• [Work order]: Set down the listing below verbatim, but only from its first line through the line containing "These are simulated".

• [Data shown]:
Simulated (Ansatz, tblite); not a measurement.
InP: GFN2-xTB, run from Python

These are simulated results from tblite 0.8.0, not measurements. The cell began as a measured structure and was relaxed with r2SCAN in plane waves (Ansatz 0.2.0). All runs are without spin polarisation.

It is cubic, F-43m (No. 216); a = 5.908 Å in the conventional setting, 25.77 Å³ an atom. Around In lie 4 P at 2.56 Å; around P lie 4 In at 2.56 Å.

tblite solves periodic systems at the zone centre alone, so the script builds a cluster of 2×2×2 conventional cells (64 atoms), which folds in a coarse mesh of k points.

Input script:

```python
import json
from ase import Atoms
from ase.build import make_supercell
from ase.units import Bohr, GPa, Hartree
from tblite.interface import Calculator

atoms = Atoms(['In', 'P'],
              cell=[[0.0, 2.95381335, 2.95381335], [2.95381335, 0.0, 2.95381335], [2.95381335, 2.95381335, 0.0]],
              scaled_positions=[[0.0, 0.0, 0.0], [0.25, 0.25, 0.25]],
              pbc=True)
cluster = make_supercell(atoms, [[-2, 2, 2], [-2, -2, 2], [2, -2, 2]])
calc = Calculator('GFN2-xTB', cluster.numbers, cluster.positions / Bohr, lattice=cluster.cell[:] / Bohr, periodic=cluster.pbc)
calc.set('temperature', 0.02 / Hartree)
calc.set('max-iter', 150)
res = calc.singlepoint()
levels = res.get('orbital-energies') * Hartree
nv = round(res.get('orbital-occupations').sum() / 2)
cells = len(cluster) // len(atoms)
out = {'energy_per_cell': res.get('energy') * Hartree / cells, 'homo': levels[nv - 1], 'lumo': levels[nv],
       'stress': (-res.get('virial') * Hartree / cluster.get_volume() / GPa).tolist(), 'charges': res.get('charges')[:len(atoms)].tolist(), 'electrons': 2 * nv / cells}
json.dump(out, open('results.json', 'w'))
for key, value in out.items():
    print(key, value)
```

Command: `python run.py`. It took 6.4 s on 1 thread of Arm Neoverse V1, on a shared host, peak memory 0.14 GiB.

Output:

• [Answer box]:
Simulated (Ansatz, tblite); not a measurement.
InP: GFN2-xTB, run from Python

These are simulated results from tblite 0.8.0, not measurements. The cell began as a measured structure and was relaxed with r2SCAN in plane waves (Ansatz 0.2.0). All runs are without spin polarisation.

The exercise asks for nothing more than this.